WORK ITEM. From the first line to the last, repeat the data below exactly.

((
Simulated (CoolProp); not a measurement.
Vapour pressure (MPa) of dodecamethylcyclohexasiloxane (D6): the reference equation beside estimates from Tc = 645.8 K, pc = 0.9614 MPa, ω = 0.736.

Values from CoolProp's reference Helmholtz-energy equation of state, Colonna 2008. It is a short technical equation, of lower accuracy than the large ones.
))

EXERCISE SOLUTION.
Simulated (CoolProp); not a measurement.
Vapour pressure (MPa) of dodecamethylcyclohexasiloxane (D6): the reference equation beside estimates from Tc = 645.8 K, pc = 0.9614 MPa, ω = 0.736.

Values from CoolProp's reference Helmholtz-energy equation of state, Colonna 2008. It is a short technical equation, of lower accuracy than the large ones.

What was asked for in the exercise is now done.